**REQUIRED ACTION**
Set down exactly the lines of the listing below, please, beginning with the first and ending with the line that holds "the relaxation end?".

**RECORD EXCERPTS**
************

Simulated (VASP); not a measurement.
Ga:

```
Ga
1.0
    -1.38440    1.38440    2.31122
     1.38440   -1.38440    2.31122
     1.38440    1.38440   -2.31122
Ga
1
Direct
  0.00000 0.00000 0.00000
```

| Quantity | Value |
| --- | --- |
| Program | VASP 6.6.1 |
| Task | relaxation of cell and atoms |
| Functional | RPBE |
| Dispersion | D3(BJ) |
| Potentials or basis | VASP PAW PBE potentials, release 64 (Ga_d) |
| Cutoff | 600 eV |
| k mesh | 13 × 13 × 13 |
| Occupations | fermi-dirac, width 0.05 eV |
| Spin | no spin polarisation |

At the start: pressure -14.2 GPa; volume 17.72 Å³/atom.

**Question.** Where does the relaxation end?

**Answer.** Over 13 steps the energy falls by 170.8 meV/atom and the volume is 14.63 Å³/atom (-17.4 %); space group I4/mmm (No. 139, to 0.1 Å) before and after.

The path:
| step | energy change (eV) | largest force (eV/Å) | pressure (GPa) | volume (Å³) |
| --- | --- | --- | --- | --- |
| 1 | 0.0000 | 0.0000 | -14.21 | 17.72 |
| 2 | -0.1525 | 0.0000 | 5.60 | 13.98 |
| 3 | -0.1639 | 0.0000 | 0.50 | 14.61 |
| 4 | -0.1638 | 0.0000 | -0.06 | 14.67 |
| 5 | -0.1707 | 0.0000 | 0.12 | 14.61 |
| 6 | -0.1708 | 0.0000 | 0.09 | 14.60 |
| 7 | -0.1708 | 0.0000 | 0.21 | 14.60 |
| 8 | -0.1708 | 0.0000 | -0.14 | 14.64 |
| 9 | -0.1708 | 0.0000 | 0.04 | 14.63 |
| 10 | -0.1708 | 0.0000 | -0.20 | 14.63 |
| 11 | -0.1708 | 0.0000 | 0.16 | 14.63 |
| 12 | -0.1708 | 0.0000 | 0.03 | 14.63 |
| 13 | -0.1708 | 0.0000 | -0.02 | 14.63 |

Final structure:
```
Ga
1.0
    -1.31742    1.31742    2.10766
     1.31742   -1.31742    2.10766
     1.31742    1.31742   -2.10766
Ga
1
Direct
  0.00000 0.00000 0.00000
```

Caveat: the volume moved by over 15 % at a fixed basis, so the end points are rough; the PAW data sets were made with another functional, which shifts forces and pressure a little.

************

**TASK RESPONSE**
Simulated (VASP); not a measurement.
Ga:

```
Ga
1.0
    -1.38440    1.38440    2.31122
     1.38440   -1.38440    2.31122
     1.38440    1.38440   -2.31122
Ga
1
Direct
  0.00000 0.00000 0.00000
```

| Quantity | Value |
| --- | --- |
| Program | VASP 6.6.1 |
| Task | relaxation of cell and atoms |
| Functional | RPBE |
| Dispersion | D3(BJ) |
| Potentials or basis | VASP PAW PBE potentials, release 64 (Ga_d) |
| Cutoff | 600 eV |
| k mesh | 13 × 13 × 13 |
| Occupations | fermi-dirac, width 0.05 eV |
| Spin | no spin polarisation |

At the start: pressure -14.2 GPa; volume 17.72 Å³/atom.

**Question.** Where does the relaxation end?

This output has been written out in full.